## Data shown:

Content starts

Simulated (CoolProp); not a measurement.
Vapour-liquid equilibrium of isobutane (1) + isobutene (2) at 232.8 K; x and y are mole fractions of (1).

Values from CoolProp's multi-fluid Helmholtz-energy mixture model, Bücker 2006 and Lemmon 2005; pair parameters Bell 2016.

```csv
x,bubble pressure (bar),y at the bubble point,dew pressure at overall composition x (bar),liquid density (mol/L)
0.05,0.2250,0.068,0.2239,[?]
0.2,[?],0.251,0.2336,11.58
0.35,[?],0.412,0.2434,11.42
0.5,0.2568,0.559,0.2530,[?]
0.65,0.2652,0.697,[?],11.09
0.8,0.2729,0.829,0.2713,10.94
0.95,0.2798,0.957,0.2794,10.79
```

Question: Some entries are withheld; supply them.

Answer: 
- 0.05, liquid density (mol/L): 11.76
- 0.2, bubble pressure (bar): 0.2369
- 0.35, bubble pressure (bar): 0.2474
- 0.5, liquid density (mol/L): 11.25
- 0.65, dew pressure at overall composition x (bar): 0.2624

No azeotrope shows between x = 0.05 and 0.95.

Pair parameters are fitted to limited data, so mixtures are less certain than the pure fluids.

Content ends

## Activity:
After locating the line with "Question: Some entries" in the material above, return it and each line after it exactly, ending at the line with "No azeotrope shows between x = 0.05 and 0.95.".

## Exercise result:
Question: Some entries are withheld; supply them.

Answer: 
- 0.05, liquid density (mol/L): 11.76
- 0.2, bubble pressure (bar): 0.2369
- 0.35, bubble pressure (bar): 0.2474
- 0.5, liquid density (mol/L): 11.25
- 0.65, dew pressure at overall composition x (bar): 0.2624

No azeotrope shows between x = 0.05 and 0.95.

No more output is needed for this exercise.